▸ **Required action**: Please give again, word for word, the lines that lie between the start of the listing below and the line with "These files were", both included.

*** Begin section ***

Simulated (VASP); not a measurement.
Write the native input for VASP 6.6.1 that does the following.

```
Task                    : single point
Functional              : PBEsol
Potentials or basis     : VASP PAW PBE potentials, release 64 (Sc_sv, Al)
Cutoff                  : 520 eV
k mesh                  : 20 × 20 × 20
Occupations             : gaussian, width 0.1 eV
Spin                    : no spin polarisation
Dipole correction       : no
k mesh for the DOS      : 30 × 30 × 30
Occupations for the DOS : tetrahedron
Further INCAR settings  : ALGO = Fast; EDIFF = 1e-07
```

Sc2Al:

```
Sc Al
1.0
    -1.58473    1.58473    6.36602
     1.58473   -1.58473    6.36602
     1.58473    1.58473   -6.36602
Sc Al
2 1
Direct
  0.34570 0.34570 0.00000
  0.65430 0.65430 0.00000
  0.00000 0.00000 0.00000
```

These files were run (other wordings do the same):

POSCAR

*** End section ***

▸ **Exercise solution**:
Simulated (VASP); not a measurement.
Write the native input for VASP 6.6.1 that does the following.

```
Task                    : single point
Functional              : PBEsol
Potentials or basis     : VASP PAW PBE potentials, release 64 (Sc_sv, Al)
Cutoff                  : 520 eV
k mesh                  : 20 × 20 × 20
Occupations             : gaussian, width 0.1 eV
Spin                    : no spin polarisation
Dipole correction       : no
k mesh for the DOS      : 30 × 30 × 30
Occupations for the DOS : tetrahedron
Further INCAR settings  : ALGO = Fast; EDIFF = 1e-07
```

Sc2Al:

```
Sc Al
1.0
    -1.58473    1.58473    6.36602
     1.58473   -1.58473    6.36602
     1.58473    1.58473   -6.36602
Sc Al
2 1
Direct
  0.34570 0.34570 0.00000
  0.65430 0.65430 0.00000
  0.00000 0.00000 0.00000
```

These files were run (other wordings do the same):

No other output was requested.